• LISTED ENTRIES:
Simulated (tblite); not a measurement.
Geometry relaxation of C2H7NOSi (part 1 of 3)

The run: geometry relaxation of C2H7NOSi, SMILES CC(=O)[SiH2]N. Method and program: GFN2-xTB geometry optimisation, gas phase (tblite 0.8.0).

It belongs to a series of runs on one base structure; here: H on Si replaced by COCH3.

• WORK ITEM:
Copy each record from above without leaving any out.

• EXERCISE RESULT:
Simulated (tblite); not a measurement.
Geometry relaxation of C2H7NOSi (part 1 of 3)

The run: geometry relaxation of C2H7NOSi, SMILES CC(=O)[SiH2]N. Method and program: GFN2-xTB geometry optimisation, gas phase (tblite 0.8.0).

It belongs to a series of runs on one base structure; here: H on Si replaced by COCH3.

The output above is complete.